Assigned task:
Every line in the data below from the one containing "4.673 | +0.0061 |" down to the one containing "Site moments also", both included, must be retyped exactly; no other line is to appear.

(Input data begins)

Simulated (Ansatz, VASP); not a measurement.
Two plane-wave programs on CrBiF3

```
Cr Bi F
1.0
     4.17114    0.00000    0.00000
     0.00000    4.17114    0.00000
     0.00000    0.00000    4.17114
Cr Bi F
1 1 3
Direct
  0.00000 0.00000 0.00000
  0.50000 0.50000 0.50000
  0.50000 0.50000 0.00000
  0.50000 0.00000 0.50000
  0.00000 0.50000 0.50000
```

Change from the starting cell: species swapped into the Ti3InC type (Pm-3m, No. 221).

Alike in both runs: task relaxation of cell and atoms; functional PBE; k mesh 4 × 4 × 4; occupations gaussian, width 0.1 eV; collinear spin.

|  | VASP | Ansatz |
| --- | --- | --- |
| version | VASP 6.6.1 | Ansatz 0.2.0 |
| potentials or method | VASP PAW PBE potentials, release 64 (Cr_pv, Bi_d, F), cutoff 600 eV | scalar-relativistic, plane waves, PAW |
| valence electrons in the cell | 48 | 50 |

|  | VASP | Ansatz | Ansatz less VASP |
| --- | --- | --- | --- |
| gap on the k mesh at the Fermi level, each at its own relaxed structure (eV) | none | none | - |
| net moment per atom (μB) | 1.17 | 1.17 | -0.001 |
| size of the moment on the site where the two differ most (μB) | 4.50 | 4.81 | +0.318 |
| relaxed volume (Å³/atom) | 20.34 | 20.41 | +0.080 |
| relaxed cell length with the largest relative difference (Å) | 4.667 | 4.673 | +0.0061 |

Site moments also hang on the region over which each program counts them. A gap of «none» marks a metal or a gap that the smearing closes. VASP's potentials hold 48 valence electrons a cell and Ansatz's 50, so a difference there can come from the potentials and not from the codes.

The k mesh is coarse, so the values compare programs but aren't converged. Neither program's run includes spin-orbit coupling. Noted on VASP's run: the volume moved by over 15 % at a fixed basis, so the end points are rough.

(Input data ends)

Exercise output:
| relaxed cell length with the largest relative difference (Å) | 4.667 | 4.673 | +0.0061 |

Site moments also hang on the region over which each program counts them. A gap of «none» marks a metal or a gap that the smearing closes. VASP's potentials hold 48 valence electrons a cell and Ansatz's 50, so a difference there can come from the potentials and not from the codes.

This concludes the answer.